Dataset extract Start Marker
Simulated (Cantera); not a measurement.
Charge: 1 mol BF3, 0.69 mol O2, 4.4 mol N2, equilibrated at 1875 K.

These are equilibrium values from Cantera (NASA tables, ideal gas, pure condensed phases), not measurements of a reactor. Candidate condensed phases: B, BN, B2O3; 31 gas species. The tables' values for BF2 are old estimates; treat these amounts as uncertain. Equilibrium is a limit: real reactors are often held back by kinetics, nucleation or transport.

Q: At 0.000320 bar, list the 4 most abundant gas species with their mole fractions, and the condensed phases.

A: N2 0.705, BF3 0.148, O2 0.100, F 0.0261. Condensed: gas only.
Dataset extract End Marker

§ Work instruction:
Exactly as written, please reproduce the lines from the first line of the data to the line containing "Q: At 0.000320", inclusive, and nothing else.

§ Answer space:
Simulated (Cantera); not a measurement.
Charge: 1 mol BF3, 0.69 mol O2, 4.4 mol N2, equilibrated at 1875 K.

These are equilibrium values from Cantera (NASA tables, ideal gas, pure condensed phases), not measurements of a reactor. Candidate condensed phases: B, BN, B2O3; 31 gas species. The tables' values for BF2 are old estimates; treat these amounts as uncertain. Equilibrium is a limit: real reactors are often held back by kinetics, nucleation or transport.

Q: At 0.000320 bar, list the 4 most abundant gas species with their mole fractions, and the condensed phases.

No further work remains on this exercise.